################

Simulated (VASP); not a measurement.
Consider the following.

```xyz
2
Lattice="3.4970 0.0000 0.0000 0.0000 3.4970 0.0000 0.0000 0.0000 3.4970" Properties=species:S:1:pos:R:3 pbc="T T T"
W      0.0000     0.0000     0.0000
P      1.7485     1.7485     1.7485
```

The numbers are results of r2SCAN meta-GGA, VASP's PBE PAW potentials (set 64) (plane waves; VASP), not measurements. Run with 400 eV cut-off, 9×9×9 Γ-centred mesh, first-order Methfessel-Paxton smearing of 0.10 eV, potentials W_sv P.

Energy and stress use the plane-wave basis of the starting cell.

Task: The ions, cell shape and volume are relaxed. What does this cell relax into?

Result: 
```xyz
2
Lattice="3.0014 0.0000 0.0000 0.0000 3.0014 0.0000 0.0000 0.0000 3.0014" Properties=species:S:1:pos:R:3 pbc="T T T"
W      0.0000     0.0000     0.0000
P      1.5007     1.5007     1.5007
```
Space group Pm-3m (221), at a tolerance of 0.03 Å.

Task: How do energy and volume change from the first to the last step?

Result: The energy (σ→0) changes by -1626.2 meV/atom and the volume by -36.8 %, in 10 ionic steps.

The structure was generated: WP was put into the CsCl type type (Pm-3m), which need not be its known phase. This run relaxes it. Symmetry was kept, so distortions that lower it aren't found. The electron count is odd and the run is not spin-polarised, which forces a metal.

################

Assignment: Quote every entry exactly.

Answer area:
Simulated (VASP); not a measurement.
Consider the following.

```xyz
2
Lattice="3.4970 0.0000 0.0000 0.0000 3.4970 0.0000 0.0000 0.0000 3.4970" Properties=species:S:1:pos:R:3 pbc="T T T"
W      0.0000     0.0000     0.0000
P      1.7485     1.7485     1.7485
```

The numbers are results of r2SCAN meta-GGA, VASP's PBE PAW potentials (set 64) (plane waves; VASP), not measurements. Run with 400 eV cut-off, 9×9×9 Γ-centred mesh, first-order Methfessel-Paxton smearing of 0.10 eV, potentials W_sv P.

Energy and stress use the plane-wave basis of the starting cell.

Task: The ions, cell shape and volume are relaxed. What does this cell relax into?

Result: 
```xyz
2
Lattice="3.0014 0.0000 0.0000 0.0000 3.0014 0.0000 0.0000 0.0000 3.0014" Properties=species:S:1:pos:R:3 pbc="T T T"
W      0.0000     0.0000     0.0000
P      1.5007     1.5007     1.5007
```
Space group Pm-3m (221), at a tolerance of 0.03 Å.

Task: How do energy and volume change from the first to the last step?

Result: The energy (σ→0) changes by -1626.2 meV/atom and the volume by -36.8 %, in 10 ionic steps.

The structure was generated: WP was put into the CsCl type type (Pm-3m), which need not be its known phase. This run relaxes it. Symmetry was kept, so distortions that lower it aren't found. The electron count is odd and the run is not spin-polarised, which forces a metal.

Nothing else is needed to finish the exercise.